WORK TASK → Write out all of the lines below, exactly and completely.

[Start of Attachment]
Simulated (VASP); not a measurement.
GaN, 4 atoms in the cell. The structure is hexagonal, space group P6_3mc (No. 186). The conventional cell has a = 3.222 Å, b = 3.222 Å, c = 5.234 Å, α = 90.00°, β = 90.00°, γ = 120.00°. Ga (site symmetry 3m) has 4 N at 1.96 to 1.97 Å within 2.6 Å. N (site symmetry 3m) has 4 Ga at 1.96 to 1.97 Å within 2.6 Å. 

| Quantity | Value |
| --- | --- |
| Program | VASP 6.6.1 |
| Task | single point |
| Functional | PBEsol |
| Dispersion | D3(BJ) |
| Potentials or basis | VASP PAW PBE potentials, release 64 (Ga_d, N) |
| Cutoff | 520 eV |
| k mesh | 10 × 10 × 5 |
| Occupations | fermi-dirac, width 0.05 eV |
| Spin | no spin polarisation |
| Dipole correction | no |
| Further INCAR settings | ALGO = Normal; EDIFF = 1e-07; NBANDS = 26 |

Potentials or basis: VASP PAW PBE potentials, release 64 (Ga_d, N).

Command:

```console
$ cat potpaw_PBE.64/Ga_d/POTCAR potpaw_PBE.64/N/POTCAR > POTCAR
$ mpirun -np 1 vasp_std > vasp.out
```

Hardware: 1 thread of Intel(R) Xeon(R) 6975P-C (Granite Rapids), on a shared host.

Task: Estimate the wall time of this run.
[End of Attachment]

WRITTEN SOLUTION →
Simulated (VASP); not a measurement.
GaN, 4 atoms in the cell. The structure is hexagonal, space group P6_3mc (No. 186). The conventional cell has a = 3.222 Å, b = 3.222 Å, c = 5.234 Å, α = 90.00°, β = 90.00°, γ = 120.00°. Ga (site symmetry 3m) has 4 N at 1.96 to 1.97 Å within 2.6 Å. N (site symmetry 3m) has 4 Ga at 1.96 to 1.97 Å within 2.6 Å. 

| Quantity | Value |
| --- | --- |
| Program | VASP 6.6.1 |
| Task | single point |
| Functional | PBEsol |
| Dispersion | D3(BJ) |
| Potentials or basis | VASP PAW PBE potentials, release 64 (Ga_d, N) |
| Cutoff | 520 eV |
| k mesh | 10 × 10 × 5 |
| Occupations | fermi-dirac, width 0.05 eV |
| Spin | no spin polarisation |
| Dipole correction | no |
| Further INCAR settings | ALGO = Normal; EDIFF = 1e-07; NBANDS = 26 |

Potentials or basis: VASP PAW PBE potentials, release 64 (Ga_d, N).

Command:

```console
$ cat potpaw_PBE.64/Ga_d/POTCAR potpaw_PBE.64/N/POTCAR > POTCAR
$ mpirun -np 1 vasp_std > vasp.out
```

Hardware: 1 thread of Intel(R) Xeon(R) 6975P-C (Granite Rapids), on a shared host.

Task: Estimate the wall time of this run.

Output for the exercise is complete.